** Input data follows **

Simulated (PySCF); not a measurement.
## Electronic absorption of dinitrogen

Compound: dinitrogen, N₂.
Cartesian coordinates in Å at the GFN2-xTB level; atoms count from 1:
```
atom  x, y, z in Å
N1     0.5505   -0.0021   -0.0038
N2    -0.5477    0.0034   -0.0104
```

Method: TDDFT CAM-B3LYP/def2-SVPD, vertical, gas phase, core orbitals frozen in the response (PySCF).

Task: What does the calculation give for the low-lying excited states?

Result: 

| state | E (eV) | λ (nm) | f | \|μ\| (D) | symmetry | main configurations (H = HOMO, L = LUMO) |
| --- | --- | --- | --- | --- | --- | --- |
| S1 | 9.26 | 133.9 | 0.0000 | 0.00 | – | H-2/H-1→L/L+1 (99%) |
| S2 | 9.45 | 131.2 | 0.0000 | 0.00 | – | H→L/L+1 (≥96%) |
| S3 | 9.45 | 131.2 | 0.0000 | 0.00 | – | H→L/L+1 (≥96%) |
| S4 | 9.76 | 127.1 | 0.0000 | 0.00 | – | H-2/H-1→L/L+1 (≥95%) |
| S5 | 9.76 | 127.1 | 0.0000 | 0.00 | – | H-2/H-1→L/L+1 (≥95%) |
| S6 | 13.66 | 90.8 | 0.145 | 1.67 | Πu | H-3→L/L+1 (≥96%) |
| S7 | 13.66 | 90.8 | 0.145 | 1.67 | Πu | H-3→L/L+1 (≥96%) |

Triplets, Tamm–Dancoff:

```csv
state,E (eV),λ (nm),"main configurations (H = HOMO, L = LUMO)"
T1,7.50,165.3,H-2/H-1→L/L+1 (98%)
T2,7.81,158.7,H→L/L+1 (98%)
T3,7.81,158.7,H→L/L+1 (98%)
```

** End of Input data **

Where the listing above has a line with "## Electronic absorption of dinitrogen", start there, and output every line exactly through the line with "Method: TDDFT CAM-B3LYP/def2-SVPD, vertical, gas", which is also included.

## Electronic absorption of dinitrogen

Compound: dinitrogen, N₂.
Cartesian coordinates in Å at the GFN2-xTB level; atoms count from 1:
```
atom  x, y, z in Å
N1     0.5505   -0.0021   -0.0038
N2    -0.5477    0.0034   -0.0104
```

Method: TDDFT CAM-B3LYP/def2-SVPD, vertical, gas phase, core orbitals frozen in the response (PySCF).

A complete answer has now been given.